━━━━━━━━

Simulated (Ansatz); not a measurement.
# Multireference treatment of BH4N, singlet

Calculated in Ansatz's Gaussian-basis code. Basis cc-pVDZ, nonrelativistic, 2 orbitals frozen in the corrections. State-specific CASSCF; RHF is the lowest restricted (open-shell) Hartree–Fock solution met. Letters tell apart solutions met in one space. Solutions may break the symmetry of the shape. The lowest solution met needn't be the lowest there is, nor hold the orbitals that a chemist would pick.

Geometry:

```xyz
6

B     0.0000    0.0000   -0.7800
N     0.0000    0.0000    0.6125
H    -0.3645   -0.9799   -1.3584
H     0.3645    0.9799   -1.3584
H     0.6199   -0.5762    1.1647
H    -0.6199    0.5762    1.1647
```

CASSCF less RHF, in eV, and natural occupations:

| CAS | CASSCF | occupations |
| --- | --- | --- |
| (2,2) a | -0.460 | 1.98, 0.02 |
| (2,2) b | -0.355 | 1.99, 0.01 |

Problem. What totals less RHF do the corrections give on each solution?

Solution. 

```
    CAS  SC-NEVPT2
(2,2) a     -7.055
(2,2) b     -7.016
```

━━━━━━━━

=== Work item ===
Keeping every word as it is, repeat all of the records.

=== Exercise answer ===
Simulated (Ansatz); not a measurement.
# Multireference treatment of BH4N, singlet

Calculated in Ansatz's Gaussian-basis code. Basis cc-pVDZ, nonrelativistic, 2 orbitals frozen in the corrections. State-specific CASSCF; RHF is the lowest restricted (open-shell) Hartree–Fock solution met. Letters tell apart solutions met in one space. Solutions may break the symmetry of the shape. The lowest solution met needn't be the lowest there is, nor hold the orbitals that a chemist would pick.

Geometry:

```xyz
6

B     0.0000    0.0000   -0.7800
N     0.0000    0.0000    0.6125
H    -0.3645   -0.9799   -1.3584
H     0.3645    0.9799   -1.3584
H     0.6199   -0.5762    1.1647
H    -0.6199    0.5762    1.1647
```

CASSCF less RHF, in eV, and natural occupations:

| CAS | CASSCF | occupations |
| --- | --- | --- |
| (2,2) a | -0.460 | 1.98, 0.02 |
| (2,2) b | -0.355 | 1.99, 0.01 |

Problem. What totals less RHF do the corrections give on each solution?

Solution. 

```
    CAS  SC-NEVPT2
(2,2) a     -7.055
(2,2) b     -7.016
```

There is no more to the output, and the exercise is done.